**SOURCE INFORMATION**
==*==

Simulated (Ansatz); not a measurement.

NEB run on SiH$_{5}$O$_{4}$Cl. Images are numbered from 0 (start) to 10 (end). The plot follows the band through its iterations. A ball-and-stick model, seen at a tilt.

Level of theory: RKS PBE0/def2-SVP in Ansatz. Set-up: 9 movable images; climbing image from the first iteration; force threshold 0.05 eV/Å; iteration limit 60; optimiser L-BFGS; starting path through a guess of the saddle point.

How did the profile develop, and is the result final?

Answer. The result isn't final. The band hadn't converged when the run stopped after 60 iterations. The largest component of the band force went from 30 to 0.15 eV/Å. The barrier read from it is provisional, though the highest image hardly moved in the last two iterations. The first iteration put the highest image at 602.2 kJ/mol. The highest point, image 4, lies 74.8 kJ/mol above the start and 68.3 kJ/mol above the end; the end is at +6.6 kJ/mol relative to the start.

==*==

**WORK ORDER**
Take the listing above and set it down exactly.

**RESPONSE AREA**
Simulated (Ansatz); not a measurement.

NEB run on SiH$_{5}$O$_{4}$Cl. Images are numbered from 0 (start) to 10 (end). The plot follows the band through its iterations. A ball-and-stick model, seen at a tilt.

Level of theory: RKS PBE0/def2-SVP in Ansatz. Set-up: 9 movable images; climbing image from the first iteration; force threshold 0.05 eV/Å; iteration limit 60; optimiser L-BFGS; starting path through a guess of the saddle point.

How did the profile develop, and is the result final?

Answer. The result isn't final. The band hadn't converged when the run stopped after 60 iterations. The largest component of the band force went from 30 to 0.15 eV/Å. The barrier read from it is provisional, though the highest image hardly moved in the last two iterations. The first iteration put the highest image at 602.2 kJ/mol. The highest point, image 4, lies 74.8 kJ/mol above the start and 68.3 kJ/mol above the end; the end is at +6.6 kJ/mol relative to the start.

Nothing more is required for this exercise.